_Dataset records:_

▽

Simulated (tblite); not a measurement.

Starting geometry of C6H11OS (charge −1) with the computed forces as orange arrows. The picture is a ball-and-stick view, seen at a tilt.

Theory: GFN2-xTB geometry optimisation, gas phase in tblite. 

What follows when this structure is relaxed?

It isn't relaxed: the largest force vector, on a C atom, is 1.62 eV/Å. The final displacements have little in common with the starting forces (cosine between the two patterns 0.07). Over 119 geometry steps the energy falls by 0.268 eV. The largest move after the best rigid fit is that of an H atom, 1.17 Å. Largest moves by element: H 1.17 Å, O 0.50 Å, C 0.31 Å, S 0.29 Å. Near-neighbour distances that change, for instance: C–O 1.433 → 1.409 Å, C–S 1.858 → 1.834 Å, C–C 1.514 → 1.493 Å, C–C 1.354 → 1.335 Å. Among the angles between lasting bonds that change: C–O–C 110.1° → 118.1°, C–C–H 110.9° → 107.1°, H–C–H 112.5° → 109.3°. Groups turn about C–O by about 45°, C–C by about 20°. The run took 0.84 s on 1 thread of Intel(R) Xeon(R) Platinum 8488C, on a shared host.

△

_Action item:_ Give again, word for word, the records from their first line to the one with "What follows when this structure is relaxed?", and leave out all else.

_Your response:_
Simulated (tblite); not a measurement.

Starting geometry of C6H11OS (charge −1) with the computed forces as orange arrows. The picture is a ball-and-stick view, seen at a tilt.

Theory: GFN2-xTB geometry optimisation, gas phase in tblite. 

What follows when this structure is relaxed?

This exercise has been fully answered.